--------------------

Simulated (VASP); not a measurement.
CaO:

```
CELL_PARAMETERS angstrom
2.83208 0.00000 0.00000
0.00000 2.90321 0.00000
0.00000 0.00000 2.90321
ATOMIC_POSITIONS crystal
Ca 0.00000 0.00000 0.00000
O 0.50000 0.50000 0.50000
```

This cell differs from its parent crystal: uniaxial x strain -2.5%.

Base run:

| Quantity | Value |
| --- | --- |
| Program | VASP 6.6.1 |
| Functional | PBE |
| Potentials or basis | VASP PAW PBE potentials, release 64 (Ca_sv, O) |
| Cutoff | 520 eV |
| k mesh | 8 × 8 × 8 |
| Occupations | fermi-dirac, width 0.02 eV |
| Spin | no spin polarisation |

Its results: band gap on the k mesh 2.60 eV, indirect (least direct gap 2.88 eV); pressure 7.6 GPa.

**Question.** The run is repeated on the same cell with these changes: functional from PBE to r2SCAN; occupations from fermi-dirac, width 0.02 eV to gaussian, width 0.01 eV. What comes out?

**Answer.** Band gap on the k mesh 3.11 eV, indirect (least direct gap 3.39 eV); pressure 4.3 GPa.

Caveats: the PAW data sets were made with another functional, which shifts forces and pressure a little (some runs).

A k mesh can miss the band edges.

--------------------

> [Work item] The complete data above is to be written out again as it stands.

> [Response]
Simulated (VASP); not a measurement.
CaO:

```
CELL_PARAMETERS angstrom
2.83208 0.00000 0.00000
0.00000 2.90321 0.00000
0.00000 0.00000 2.90321
ATOMIC_POSITIONS crystal
Ca 0.00000 0.00000 0.00000
O 0.50000 0.50000 0.50000
```

This cell differs from its parent crystal: uniaxial x strain -2.5%.

Base run:

| Quantity | Value |
| --- | --- |
| Program | VASP 6.6.1 |
| Functional | PBE |
| Potentials or basis | VASP PAW PBE potentials, release 64 (Ca_sv, O) |
| Cutoff | 520 eV |
| k mesh | 8 × 8 × 8 |
| Occupations | fermi-dirac, width 0.02 eV |
| Spin | no spin polarisation |

Its results: band gap on the k mesh 2.60 eV, indirect (least direct gap 2.88 eV); pressure 7.6 GPa.

**Question.** The run is repeated on the same cell with these changes: functional from PBE to r2SCAN; occupations from fermi-dirac, width 0.02 eV to gaussian, width 0.01 eV. What comes out?

**Answer.** Band gap on the k mesh 3.11 eV, indirect (least direct gap 3.39 eV); pressure 4.3 GPa.

Caveats: the PAW data sets were made with another functional, which shifts forces and pressure a little (some runs).

A k mesh can miss the band edges.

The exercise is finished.